- _Input data_
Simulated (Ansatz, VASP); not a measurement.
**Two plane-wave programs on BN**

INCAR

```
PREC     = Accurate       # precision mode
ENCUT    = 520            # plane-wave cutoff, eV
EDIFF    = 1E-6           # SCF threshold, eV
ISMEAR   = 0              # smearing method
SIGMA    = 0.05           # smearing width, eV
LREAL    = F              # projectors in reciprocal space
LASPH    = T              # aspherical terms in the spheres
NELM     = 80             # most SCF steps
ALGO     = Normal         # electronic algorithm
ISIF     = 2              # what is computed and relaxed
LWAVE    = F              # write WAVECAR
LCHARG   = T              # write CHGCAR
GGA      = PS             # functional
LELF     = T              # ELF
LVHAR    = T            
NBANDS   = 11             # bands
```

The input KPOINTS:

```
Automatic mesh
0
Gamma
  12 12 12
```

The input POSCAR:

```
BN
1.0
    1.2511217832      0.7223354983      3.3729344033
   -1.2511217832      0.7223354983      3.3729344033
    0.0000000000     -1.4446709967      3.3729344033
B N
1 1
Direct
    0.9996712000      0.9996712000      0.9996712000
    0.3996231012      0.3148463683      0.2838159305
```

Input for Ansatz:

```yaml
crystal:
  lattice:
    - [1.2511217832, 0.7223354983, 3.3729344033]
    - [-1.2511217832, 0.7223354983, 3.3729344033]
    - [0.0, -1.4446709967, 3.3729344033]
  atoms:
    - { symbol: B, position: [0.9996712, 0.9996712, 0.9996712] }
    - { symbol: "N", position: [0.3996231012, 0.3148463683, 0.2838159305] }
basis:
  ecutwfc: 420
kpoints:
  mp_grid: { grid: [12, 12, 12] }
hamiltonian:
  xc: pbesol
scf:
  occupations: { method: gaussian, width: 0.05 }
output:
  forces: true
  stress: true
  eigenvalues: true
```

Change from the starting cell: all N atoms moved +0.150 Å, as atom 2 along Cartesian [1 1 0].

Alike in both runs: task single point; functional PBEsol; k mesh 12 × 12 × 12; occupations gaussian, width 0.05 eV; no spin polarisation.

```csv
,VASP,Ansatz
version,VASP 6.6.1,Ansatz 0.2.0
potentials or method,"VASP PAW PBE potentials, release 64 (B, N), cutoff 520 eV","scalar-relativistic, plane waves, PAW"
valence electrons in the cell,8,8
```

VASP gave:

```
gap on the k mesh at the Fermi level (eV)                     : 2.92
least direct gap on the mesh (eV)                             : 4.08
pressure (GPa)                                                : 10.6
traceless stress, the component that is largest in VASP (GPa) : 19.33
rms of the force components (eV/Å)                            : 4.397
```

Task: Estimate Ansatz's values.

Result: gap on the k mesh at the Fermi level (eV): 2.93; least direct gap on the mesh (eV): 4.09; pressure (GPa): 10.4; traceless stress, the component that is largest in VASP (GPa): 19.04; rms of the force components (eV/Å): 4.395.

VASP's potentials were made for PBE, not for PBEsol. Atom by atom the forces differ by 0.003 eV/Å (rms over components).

- _Work instruction_
Using the records above, restate word for word the lines from the one with "Alike in both" through the one with "Task: Estimate Ansatz's values.", both included.

- _Your response_
Alike in both runs: task single point; functional PBEsol; k mesh 12 × 12 × 12; occupations gaussian, width 0.05 eV; no spin polarisation.

```csv
,VASP,Ansatz
version,VASP 6.6.1,Ansatz 0.2.0
potentials or method,"VASP PAW PBE potentials, release 64 (B, N), cutoff 520 eV","scalar-relativistic, plane waves, PAW"
valence electrons in the cell,8,8
```

VASP gave:

```
gap on the k mesh at the Fermi level (eV)                     : 2.92
least direct gap on the mesh (eV)                             : 4.08
pressure (GPa)                                                : 10.6
traceless stress, the component that is largest in VASP (GPa) : 19.33
rms of the force components (eV/Å)                            : 4.397
```

Task: Estimate Ansatz's values.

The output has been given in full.